....................

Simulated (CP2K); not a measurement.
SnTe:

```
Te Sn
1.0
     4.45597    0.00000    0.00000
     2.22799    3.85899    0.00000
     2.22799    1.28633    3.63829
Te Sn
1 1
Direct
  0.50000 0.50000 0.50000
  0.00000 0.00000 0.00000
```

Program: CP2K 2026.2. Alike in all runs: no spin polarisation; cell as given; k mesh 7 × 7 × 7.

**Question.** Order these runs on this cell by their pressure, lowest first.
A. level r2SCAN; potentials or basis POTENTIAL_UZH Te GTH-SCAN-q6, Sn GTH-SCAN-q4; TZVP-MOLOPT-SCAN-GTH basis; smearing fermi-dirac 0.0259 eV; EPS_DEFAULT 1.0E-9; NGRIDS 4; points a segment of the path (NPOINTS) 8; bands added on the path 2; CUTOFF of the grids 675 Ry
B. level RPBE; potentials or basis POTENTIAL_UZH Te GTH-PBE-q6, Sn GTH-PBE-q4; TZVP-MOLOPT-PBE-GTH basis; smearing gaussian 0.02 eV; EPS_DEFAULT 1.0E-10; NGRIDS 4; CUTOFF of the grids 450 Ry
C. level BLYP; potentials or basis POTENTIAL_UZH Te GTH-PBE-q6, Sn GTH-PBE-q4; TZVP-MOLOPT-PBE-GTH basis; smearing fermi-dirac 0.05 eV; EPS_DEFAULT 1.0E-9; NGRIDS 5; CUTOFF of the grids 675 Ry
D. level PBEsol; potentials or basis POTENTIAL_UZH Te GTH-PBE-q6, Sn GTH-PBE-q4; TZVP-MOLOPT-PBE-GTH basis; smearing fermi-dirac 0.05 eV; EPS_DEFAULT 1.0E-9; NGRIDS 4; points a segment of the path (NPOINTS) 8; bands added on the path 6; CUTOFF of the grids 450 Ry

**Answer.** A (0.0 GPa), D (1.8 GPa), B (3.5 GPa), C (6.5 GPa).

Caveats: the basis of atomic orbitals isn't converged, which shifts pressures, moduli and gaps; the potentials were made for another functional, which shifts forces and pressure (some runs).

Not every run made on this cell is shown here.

....................

**WORK ORDER**:
Return exactly, please, the lines of the material from the first one down to and including the line where "Program: CP2K 2026.2." appears.

**EXERCISE ANSWER**:
Simulated (CP2K); not a measurement.
SnTe:

```
Te Sn
1.0
     4.45597    0.00000    0.00000
     2.22799    3.85899    0.00000
     2.22799    1.28633    3.63829
Te Sn
1 1
Direct
  0.50000 0.50000 0.50000
  0.00000 0.00000 0.00000
```

Program: CP2K 2026.2. Alike in all runs: no spin polarisation; cell as given; k mesh 7 × 7 × 7.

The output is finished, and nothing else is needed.